◆ WORK INSTRUCTION
Below is a listing. Set down exactly the lines from the one containing "7.04 | +2.89 | 5.1 s |" through the one containing "5.32 | +1.17 | 0.81 s |", both ends included, and leave out the rest.

[Opening RAW DATA section]
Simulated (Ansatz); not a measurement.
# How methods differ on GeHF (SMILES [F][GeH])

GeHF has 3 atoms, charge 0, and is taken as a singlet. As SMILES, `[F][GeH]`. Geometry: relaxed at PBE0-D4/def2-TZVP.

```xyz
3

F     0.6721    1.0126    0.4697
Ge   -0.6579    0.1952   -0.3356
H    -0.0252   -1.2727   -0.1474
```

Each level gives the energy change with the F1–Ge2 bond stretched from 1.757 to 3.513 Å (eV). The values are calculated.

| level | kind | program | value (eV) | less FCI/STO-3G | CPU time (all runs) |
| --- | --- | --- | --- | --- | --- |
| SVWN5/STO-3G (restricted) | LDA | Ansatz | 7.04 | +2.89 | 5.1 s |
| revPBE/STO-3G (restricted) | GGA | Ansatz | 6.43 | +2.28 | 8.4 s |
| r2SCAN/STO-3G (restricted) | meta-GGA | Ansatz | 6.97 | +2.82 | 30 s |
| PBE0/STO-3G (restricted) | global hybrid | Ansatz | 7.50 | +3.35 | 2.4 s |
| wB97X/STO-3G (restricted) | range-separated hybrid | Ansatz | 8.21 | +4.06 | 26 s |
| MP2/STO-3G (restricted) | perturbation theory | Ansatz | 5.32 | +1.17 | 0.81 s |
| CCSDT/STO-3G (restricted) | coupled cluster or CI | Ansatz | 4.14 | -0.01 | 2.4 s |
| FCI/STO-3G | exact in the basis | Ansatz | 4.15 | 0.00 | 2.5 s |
[Closing RAW DATA section]

◆ TASK RESULT
| SVWN5/STO-3G (restricted) | LDA | Ansatz | 7.04 | +2.89 | 5.1 s |
| revPBE/STO-3G (restricted) | GGA | Ansatz | 6.43 | +2.28 | 8.4 s |
| r2SCAN/STO-3G (restricted) | meta-GGA | Ansatz | 6.97 | +2.82 | 30 s |
| PBE0/STO-3G (restricted) | global hybrid | Ansatz | 7.50 | +3.35 | 2.4 s |
| wB97X/STO-3G (restricted) | range-separated hybrid | Ansatz | 8.21 | +4.06 | 26 s |
| MP2/STO-3G (restricted) | perturbation theory | Ansatz | 5.32 | +1.17 | 0.81 s |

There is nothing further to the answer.